RECORDED INFORMATION:
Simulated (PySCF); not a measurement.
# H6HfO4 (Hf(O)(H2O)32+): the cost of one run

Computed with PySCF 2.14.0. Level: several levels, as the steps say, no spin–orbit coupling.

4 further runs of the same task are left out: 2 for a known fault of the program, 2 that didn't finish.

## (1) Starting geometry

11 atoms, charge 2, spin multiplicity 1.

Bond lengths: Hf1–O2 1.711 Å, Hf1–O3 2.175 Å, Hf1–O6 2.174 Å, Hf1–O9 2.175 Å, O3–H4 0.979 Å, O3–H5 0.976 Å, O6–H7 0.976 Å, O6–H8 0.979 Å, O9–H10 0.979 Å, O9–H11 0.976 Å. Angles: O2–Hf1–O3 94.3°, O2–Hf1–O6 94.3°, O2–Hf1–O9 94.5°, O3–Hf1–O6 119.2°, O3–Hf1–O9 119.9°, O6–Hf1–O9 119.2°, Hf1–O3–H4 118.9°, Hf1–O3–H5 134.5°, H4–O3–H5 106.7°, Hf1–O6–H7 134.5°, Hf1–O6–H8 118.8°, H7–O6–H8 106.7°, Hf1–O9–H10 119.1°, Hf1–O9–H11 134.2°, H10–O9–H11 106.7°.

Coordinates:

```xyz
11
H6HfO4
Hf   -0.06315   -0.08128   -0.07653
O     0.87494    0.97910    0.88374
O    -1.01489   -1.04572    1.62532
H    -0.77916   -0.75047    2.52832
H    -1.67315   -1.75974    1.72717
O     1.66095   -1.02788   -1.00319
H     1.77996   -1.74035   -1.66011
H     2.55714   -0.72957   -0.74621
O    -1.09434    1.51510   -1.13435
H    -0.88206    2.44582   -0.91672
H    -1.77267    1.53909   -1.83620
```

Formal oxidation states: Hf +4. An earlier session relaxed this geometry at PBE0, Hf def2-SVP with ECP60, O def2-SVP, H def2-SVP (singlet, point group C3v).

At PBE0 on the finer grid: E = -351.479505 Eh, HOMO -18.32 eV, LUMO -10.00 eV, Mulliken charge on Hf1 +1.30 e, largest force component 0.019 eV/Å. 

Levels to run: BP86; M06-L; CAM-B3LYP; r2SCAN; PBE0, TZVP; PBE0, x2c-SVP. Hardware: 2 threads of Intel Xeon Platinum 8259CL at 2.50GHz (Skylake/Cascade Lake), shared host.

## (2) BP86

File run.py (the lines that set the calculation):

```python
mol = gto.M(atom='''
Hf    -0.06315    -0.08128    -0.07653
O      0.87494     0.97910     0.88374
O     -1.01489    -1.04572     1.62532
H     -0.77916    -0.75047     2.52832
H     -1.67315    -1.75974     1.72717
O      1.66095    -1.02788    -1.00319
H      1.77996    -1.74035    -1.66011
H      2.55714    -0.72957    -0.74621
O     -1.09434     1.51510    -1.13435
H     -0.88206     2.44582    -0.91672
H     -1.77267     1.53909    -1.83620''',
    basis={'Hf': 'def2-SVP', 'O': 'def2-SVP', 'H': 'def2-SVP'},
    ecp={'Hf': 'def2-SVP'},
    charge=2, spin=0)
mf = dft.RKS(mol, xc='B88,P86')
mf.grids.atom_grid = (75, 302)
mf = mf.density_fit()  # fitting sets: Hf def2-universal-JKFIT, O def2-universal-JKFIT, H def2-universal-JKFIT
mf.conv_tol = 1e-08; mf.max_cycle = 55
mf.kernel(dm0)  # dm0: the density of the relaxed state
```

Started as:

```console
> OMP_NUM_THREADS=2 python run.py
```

WORK TASK:
The first line of the entries above marks where to begin; repeat each line exactly through the one that contains "11 atoms, charge 2, spin multiplicity 1.", and include that line.

TASK ANSWER:
Simulated (PySCF); not a measurement.
# H6HfO4 (Hf(O)(H2O)32+): the cost of one run

Computed with PySCF 2.14.0. Level: several levels, as the steps say, no spin–orbit coupling.

4 further runs of the same task are left out: 2 for a known fault of the program, 2 that didn't finish.

## (1) Starting geometry

11 atoms, charge 2, spin multiplicity 1.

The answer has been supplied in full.